**RECORD EXCERPTS:**
****

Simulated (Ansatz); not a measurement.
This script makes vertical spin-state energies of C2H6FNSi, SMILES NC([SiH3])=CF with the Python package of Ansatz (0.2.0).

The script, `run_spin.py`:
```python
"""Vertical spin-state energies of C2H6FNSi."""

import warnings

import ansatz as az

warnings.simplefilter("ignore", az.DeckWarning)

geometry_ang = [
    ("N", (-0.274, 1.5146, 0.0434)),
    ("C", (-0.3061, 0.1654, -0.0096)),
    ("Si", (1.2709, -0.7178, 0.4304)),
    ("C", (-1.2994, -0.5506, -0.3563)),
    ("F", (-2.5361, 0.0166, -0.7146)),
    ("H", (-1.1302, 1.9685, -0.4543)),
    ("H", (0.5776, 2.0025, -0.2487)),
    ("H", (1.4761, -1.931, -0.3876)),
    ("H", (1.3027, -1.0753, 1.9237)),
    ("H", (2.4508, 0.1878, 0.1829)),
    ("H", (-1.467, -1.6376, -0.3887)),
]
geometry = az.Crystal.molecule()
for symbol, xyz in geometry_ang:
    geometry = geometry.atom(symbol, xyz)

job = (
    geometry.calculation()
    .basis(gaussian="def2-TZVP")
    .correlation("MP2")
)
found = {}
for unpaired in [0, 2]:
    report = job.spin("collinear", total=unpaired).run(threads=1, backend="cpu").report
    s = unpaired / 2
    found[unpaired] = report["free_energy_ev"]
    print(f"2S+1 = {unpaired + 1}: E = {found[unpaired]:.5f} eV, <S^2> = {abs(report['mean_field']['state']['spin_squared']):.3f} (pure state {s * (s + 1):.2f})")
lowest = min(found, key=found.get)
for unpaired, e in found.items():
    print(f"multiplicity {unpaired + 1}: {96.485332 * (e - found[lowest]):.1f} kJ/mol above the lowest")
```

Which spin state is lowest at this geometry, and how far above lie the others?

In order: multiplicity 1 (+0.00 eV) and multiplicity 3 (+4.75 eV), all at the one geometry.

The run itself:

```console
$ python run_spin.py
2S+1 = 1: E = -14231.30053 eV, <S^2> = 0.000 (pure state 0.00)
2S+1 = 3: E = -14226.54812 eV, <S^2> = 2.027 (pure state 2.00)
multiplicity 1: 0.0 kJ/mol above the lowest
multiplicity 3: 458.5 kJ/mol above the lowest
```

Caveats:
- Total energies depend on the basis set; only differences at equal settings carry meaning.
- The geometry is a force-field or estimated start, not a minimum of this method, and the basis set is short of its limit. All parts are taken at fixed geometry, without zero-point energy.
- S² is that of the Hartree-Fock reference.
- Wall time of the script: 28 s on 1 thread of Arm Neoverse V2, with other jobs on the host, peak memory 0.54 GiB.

****

**ACTIVITY:** The answer is the records above restated word for word from their opening line through the line that holds "- S² is that of the Hartree-Fock reference.", both included, and nothing else.

**WRITTEN ANSWER:**
Simulated (Ansatz); not a measurement.
This script makes vertical spin-state energies of C2H6FNSi, SMILES NC([SiH3])=CF with the Python package of Ansatz (0.2.0).

The script, `run_spin.py`:
```python
"""Vertical spin-state energies of C2H6FNSi."""

import warnings

import ansatz as az

warnings.simplefilter("ignore", az.DeckWarning)

geometry_ang = [
    ("N", (-0.274, 1.5146, 0.0434)),
    ("C", (-0.3061, 0.1654, -0.0096)),
    ("Si", (1.2709, -0.7178, 0.4304)),
    ("C", (-1.2994, -0.5506, -0.3563)),
    ("F", (-2.5361, 0.0166, -0.7146)),
    ("H", (-1.1302, 1.9685, -0.4543)),
    ("H", (0.5776, 2.0025, -0.2487)),
    ("H", (1.4761, -1.931, -0.3876)),
    ("H", (1.3027, -1.0753, 1.9237)),
    ("H", (2.4508, 0.1878, 0.1829)),
    ("H", (-1.467, -1.6376, -0.3887)),
]
geometry = az.Crystal.molecule()
for symbol, xyz in geometry_ang:
    geometry = geometry.atom(symbol, xyz)

job = (
    geometry.calculation()
    .basis(gaussian="def2-TZVP")
    .correlation("MP2")
)
found = {}
for unpaired in [0, 2]:
    report = job.spin("collinear", total=unpaired).run(threads=1, backend="cpu").report
    s = unpaired / 2
    found[unpaired] = report["free_energy_ev"]
    print(f"2S+1 = {unpaired + 1}: E = {found[unpaired]:.5f} eV, <S^2> = {abs(report['mean_field']['state']['spin_squared']):.3f} (pure state {s * (s + 1):.2f})")
lowest = min(found, key=found.get)
for unpaired, e in found.items():
    print(f"multiplicity {unpaired + 1}: {96.485332 * (e - found[lowest]):.1f} kJ/mol above the lowest")
```

Which spin state is lowest at this geometry, and how far above lie the others?

In order: multiplicity 1 (+0.00 eV) and multiplicity 3 (+4.75 eV), all at the one geometry.

The run itself:

```console
$ python run_spin.py
2S+1 = 1: E = -14231.30053 eV, <S^2> = 0.000 (pure state 0.00)
2S+1 = 3: E = -14226.54812 eV, <S^2> = 2.027 (pure state 2.00)
multiplicity 1: 0.0 kJ/mol above the lowest
multiplicity 3: 458.5 kJ/mol above the lowest
```

Caveats:
- Total energies depend on the basis set; only differences at equal settings carry meaning.
- The geometry is a force-field or estimated start, not a minimum of this method, and the basis set is short of its limit. All parts are taken at fixed geometry, without zero-point energy.
- S² is that of the Hartree-Fock reference.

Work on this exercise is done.